• • • • •
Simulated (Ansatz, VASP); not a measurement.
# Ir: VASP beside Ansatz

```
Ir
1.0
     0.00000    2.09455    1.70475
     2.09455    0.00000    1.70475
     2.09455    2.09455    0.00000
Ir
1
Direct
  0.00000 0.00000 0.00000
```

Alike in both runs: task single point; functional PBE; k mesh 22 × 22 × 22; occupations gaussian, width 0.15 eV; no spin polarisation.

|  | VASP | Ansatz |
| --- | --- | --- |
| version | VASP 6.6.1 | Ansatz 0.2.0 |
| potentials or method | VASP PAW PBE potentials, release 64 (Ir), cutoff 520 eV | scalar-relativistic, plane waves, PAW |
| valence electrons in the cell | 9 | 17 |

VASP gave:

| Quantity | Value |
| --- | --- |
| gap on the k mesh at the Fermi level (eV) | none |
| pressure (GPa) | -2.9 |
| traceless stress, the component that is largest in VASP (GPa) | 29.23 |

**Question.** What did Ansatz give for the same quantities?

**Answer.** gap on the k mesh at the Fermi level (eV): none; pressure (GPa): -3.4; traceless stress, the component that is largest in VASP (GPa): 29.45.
• • • • •

● Work request: Copy out all the entries shown above, character for character.

● Written reply:
Simulated (Ansatz, VASP); not a measurement.
# Ir: VASP beside Ansatz

```
Ir
1.0
     0.00000    2.09455    1.70475
     2.09455    0.00000    1.70475
     2.09455    2.09455    0.00000
Ir
1
Direct
  0.00000 0.00000 0.00000
```

Alike in both runs: task single point; functional PBE; k mesh 22 × 22 × 22; occupations gaussian, width 0.15 eV; no spin polarisation.

|  | VASP | Ansatz |
| --- | --- | --- |
| version | VASP 6.6.1 | Ansatz 0.2.0 |
| potentials or method | VASP PAW PBE potentials, release 64 (Ir), cutoff 520 eV | scalar-relativistic, plane waves, PAW |
| valence electrons in the cell | 9 | 17 |

VASP gave:

| Quantity | Value |
| --- | --- |
| gap on the k mesh at the Fermi level (eV) | none |
| pressure (GPa) | -2.9 |
| traceless stress, the component that is largest in VASP (GPa) | 29.23 |

**Question.** What did Ansatz give for the same quantities?

**Answer.** gap on the k mesh at the Fermi level (eV): none; pressure (GPa): -3.4; traceless stress, the component that is largest in VASP (GPa): 29.45.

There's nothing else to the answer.